Print all of the records below again without a single difference.

▶ _DATASET RECORDS_
────────────────────────────────────────

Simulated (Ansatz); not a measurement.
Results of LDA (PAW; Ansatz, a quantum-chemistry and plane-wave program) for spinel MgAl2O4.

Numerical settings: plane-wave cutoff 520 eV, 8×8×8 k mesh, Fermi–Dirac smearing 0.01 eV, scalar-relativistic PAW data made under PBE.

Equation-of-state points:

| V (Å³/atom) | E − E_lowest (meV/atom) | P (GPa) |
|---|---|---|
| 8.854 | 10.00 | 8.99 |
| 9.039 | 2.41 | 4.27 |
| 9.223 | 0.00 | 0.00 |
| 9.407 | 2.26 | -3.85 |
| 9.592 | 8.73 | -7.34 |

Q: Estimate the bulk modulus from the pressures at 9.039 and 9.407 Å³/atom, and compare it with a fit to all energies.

────────────────────────────────────────

▶ _YOUR RESPONSE_
Simulated (Ansatz); not a measurement.
Results of LDA (PAW; Ansatz, a quantum-chemistry and plane-wave program) for spinel MgAl2O4.

Numerical settings: plane-wave cutoff 520 eV, 8×8×8 k mesh, Fermi–Dirac smearing 0.01 eV, scalar-relativistic PAW data made under PBE.

Equation-of-state points:

| V (Å³/atom) | E − E_lowest (meV/atom) | P (GPa) |
|---|---|---|
| 8.854 | 10.00 | 8.99 |
| 9.039 | 2.41 | 4.27 |
| 9.223 | 0.00 | 0.00 |
| 9.407 | 2.26 | -3.85 |
| 9.592 | 8.73 | -7.34 |

Q: Estimate the bulk modulus from the pressures at 9.039 and 9.407 Å³/atom, and compare it with a fit to all energies.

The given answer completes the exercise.